Work order: Quote every line of the material beneath this one.

Material provided:
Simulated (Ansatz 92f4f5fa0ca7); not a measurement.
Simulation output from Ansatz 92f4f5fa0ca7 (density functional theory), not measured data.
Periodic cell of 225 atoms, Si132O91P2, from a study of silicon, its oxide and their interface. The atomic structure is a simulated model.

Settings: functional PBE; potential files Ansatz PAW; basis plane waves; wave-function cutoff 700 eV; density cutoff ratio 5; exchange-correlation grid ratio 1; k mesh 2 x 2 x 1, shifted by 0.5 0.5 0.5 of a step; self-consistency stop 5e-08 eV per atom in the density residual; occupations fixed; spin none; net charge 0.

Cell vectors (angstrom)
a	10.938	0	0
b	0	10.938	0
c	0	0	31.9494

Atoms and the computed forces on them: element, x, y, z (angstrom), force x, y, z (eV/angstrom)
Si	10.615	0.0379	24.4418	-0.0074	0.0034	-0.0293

Expected answer:
Simulated (Ansatz 92f4f5fa0ca7); not a measurement.
Simulation output from Ansatz 92f4f5fa0ca7 (density functional theory), not measured data.
Periodic cell of 225 atoms, Si132O91P2, from a study of silicon, its oxide and their interface. The atomic structure is a simulated model.

Settings: functional PBE; potential files Ansatz PAW; basis plane waves; wave-function cutoff 700 eV; density cutoff ratio 5; exchange-correlation grid ratio 1; k mesh 2 x 2 x 1, shifted by 0.5 0.5 0.5 of a step; self-consistency stop 5e-08 eV per atom in the density residual; occupations fixed; spin none; net charge 0.

Cell vectors (angstrom)
a	10.938	0	0
b	0	10.938	0
c	0	0	31.9494

Atoms and the computed forces on them: element, x, y, z (angstrom), force x, y, z (eV/angstrom)
Si	10.615	0.0379	24.4418	-0.0074	0.0034	-0.0293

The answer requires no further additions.